Supplied information
- - - - -

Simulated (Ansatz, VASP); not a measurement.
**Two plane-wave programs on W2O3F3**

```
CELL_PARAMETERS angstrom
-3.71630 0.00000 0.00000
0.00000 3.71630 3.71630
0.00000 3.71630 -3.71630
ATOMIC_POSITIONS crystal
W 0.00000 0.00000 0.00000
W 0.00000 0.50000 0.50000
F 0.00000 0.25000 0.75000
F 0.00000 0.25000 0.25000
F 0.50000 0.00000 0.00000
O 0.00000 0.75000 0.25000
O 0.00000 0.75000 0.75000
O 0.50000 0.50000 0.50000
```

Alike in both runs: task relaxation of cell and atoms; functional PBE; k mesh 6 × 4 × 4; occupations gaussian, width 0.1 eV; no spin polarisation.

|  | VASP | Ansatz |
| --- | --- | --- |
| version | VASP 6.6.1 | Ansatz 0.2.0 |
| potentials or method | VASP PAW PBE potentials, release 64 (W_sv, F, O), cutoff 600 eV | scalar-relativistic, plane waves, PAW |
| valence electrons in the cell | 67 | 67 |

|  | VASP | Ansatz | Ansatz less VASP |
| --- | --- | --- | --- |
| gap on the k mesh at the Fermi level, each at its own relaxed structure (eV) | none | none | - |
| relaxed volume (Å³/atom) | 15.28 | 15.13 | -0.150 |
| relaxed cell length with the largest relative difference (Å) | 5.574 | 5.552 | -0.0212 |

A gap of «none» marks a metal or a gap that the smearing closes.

- - - - -

Required action
Write the data out once more, exactly as it was given.

Task output
Simulated (Ansatz, VASP); not a measurement.
**Two plane-wave programs on W2O3F3**

```
CELL_PARAMETERS angstrom
-3.71630 0.00000 0.00000
0.00000 3.71630 3.71630
0.00000 3.71630 -3.71630
ATOMIC_POSITIONS crystal
W 0.00000 0.00000 0.00000
W 0.00000 0.50000 0.50000
F 0.00000 0.25000 0.75000
F 0.00000 0.25000 0.25000
F 0.50000 0.00000 0.00000
O 0.00000 0.75000 0.25000
O 0.00000 0.75000 0.75000
O 0.50000 0.50000 0.50000
```

Alike in both runs: task relaxation of cell and atoms; functional PBE; k mesh 6 × 4 × 4; occupations gaussian, width 0.1 eV; no spin polarisation.

|  | VASP | Ansatz |
| --- | --- | --- |
| version | VASP 6.6.1 | Ansatz 0.2.0 |
| potentials or method | VASP PAW PBE potentials, release 64 (W_sv, F, O), cutoff 600 eV | scalar-relativistic, plane waves, PAW |
| valence electrons in the cell | 67 | 67 |

|  | VASP | Ansatz | Ansatz less VASP |
| --- | --- | --- | --- |
| gap on the k mesh at the Fermi level, each at its own relaxed structure (eV) | none | none | - |
| relaxed volume (Å³/atom) | 15.28 | 15.13 | -0.150 |
| relaxed cell length with the largest relative difference (Å) | 5.574 | 5.552 | -0.0212 |

A gap of «none» marks a metal or a gap that the smearing closes.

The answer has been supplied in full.